## BRIEF
Transcribe the full listing so that each line reads as it does in the original.

## STUDY MATERIAL
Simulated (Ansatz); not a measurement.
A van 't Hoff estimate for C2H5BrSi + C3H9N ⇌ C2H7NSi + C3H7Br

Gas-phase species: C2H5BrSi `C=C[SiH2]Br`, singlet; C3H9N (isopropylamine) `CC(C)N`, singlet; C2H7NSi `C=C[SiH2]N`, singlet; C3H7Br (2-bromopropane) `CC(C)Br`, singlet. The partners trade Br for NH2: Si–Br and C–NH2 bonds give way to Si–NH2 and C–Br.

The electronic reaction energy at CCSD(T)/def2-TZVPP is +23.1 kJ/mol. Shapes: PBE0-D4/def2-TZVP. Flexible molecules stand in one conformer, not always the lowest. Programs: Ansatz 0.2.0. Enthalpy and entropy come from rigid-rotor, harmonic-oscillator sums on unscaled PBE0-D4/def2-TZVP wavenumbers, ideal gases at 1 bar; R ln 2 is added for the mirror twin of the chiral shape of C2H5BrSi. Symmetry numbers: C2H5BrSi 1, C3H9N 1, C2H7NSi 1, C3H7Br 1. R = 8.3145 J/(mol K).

## WRITTEN REPLY
Simulated (Ansatz); not a measurement.
A van 't Hoff estimate for C2H5BrSi + C3H9N ⇌ C2H7NSi + C3H7Br

Gas-phase species: C2H5BrSi `C=C[SiH2]Br`, singlet; C3H9N (isopropylamine) `CC(C)N`, singlet; C2H7NSi `C=C[SiH2]N`, singlet; C3H7Br (2-bromopropane) `CC(C)Br`, singlet. The partners trade Br for NH2: Si–Br and C–NH2 bonds give way to Si–NH2 and C–Br.

The electronic reaction energy at CCSD(T)/def2-TZVPP is +23.1 kJ/mol. Shapes: PBE0-D4/def2-TZVP. Flexible molecules stand in one conformer, not always the lowest. Programs: Ansatz 0.2.0. Enthalpy and entropy come from rigid-rotor, harmonic-oscillator sums on unscaled PBE0-D4/def2-TZVP wavenumbers, ideal gases at 1 bar; R ln 2 is added for the mirror twin of the chiral shape of C2H5BrSi. Symmetry numbers: C2H5BrSi 1, C3H9N 1, C2H7NSi 1, C3H7Br 1. R = 8.3145 J/(mol K).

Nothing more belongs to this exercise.